* [DATA]
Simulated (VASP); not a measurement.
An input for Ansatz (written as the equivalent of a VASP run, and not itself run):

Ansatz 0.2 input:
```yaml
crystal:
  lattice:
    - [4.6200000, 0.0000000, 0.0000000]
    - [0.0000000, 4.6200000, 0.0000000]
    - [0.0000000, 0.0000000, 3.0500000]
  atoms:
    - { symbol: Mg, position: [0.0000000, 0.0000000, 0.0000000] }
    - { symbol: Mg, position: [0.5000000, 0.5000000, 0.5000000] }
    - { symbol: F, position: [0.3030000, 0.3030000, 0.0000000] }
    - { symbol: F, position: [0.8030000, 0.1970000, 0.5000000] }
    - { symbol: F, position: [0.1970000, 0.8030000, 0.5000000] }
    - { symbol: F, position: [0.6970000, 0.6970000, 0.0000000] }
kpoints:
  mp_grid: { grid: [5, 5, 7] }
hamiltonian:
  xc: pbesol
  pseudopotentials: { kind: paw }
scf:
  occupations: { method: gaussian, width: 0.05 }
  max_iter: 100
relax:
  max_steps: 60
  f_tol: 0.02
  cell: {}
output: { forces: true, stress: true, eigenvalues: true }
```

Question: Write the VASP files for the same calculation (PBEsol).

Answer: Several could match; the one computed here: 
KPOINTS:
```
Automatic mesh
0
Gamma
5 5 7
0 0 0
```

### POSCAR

* [TASK ITEM]
Would you repeat each of the lines above exactly?

* [RESULT]
Simulated (VASP); not a measurement.
An input for Ansatz (written as the equivalent of a VASP run, and not itself run):

Ansatz 0.2 input:
```yaml
crystal:
  lattice:
    - [4.6200000, 0.0000000, 0.0000000]
    - [0.0000000, 4.6200000, 0.0000000]
    - [0.0000000, 0.0000000, 3.0500000]
  atoms:
    - { symbol: Mg, position: [0.0000000, 0.0000000, 0.0000000] }
    - { symbol: Mg, position: [0.5000000, 0.5000000, 0.5000000] }
    - { symbol: F, position: [0.3030000, 0.3030000, 0.0000000] }
    - { symbol: F, position: [0.8030000, 0.1970000, 0.5000000] }
    - { symbol: F, position: [0.1970000, 0.8030000, 0.5000000] }
    - { symbol: F, position: [0.6970000, 0.6970000, 0.0000000] }
kpoints:
  mp_grid: { grid: [5, 5, 7] }
hamiltonian:
  xc: pbesol
  pseudopotentials: { kind: paw }
scf:
  occupations: { method: gaussian, width: 0.05 }
  max_iter: 100
relax:
  max_steps: 60
  f_tol: 0.02
  cell: {}
output: { forces: true, stress: true, eigenvalues: true }
```

Question: Write the VASP files for the same calculation (PBEsol).

Answer: Several could match; the one computed here: 
KPOINTS:
```
Automatic mesh
0
Gamma
5 5 7
0 0 0
```

### POSCAR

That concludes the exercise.